:::

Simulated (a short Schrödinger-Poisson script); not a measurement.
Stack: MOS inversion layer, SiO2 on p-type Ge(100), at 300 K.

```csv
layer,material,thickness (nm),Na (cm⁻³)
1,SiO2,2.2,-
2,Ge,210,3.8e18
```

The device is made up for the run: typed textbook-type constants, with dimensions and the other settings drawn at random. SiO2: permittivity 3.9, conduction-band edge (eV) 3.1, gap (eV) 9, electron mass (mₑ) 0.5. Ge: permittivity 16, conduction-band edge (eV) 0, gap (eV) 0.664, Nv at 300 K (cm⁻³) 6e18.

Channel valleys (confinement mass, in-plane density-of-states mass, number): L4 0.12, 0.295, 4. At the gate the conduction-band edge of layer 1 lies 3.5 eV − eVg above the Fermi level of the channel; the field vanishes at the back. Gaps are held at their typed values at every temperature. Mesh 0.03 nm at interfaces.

:::

§ Task item
Every record must be retyped so that it matches the original exactly.

§ Worked solution
Simulated (a short Schrödinger-Poisson script); not a measurement.
Stack: MOS inversion layer, SiO2 on p-type Ge(100), at 300 K.

```csv
layer,material,thickness (nm),Na (cm⁻³)
1,SiO2,2.2,-
2,Ge,210,3.8e18
```

The device is made up for the run: typed textbook-type constants, with dimensions and the other settings drawn at random. SiO2: permittivity 3.9, conduction-band edge (eV) 3.1, gap (eV) 9, electron mass (mₑ) 0.5. Ge: permittivity 16, conduction-band edge (eV) 0, gap (eV) 0.664, Nv at 300 K (cm⁻³) 6e18.

Channel valleys (confinement mass, in-plane density-of-states mass, number): L4 0.12, 0.295, 4. At the gate the conduction-band edge of layer 1 lies 3.5 eV − eVg above the Fermi level of the channel; the field vanishes at the back. Gaps are held at their typed values at every temperature. Mesh 0.03 nm at interfaces.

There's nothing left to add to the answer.